SOURCE MATERIAL =
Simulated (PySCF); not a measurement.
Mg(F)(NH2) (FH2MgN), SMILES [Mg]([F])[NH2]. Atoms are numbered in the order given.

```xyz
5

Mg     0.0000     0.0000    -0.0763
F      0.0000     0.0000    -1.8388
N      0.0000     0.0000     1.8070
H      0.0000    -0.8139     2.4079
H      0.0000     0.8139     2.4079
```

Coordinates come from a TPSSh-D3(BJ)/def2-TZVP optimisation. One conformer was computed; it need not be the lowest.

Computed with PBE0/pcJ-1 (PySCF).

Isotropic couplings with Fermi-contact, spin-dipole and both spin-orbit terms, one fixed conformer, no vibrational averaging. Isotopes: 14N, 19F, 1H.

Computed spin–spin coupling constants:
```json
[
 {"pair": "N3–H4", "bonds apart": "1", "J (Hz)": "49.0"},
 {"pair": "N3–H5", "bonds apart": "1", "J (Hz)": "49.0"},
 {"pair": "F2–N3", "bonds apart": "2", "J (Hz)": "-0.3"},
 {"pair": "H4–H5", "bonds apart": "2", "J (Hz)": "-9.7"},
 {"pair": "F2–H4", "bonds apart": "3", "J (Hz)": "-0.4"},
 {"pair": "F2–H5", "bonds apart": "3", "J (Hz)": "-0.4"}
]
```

WORK INSTRUCTION = Nothing beyond the line that contains "Computed with PBE0/pcJ-1 (PySCF)." belongs in the answer; reproduce the entries exactly from their first line through it.

EXERCISE ANSWER =
Simulated (PySCF); not a measurement.
Mg(F)(NH2) (FH2MgN), SMILES [Mg]([F])[NH2]. Atoms are numbered in the order given.

```xyz
5

Mg     0.0000     0.0000    -0.0763
F      0.0000     0.0000    -1.8388
N      0.0000     0.0000     1.8070
H      0.0000    -0.8139     2.4079
H      0.0000     0.8139     2.4079
```

Coordinates come from a TPSSh-D3(BJ)/def2-TZVP optimisation. One conformer was computed; it need not be the lowest.

Computed with PBE0/pcJ-1 (PySCF).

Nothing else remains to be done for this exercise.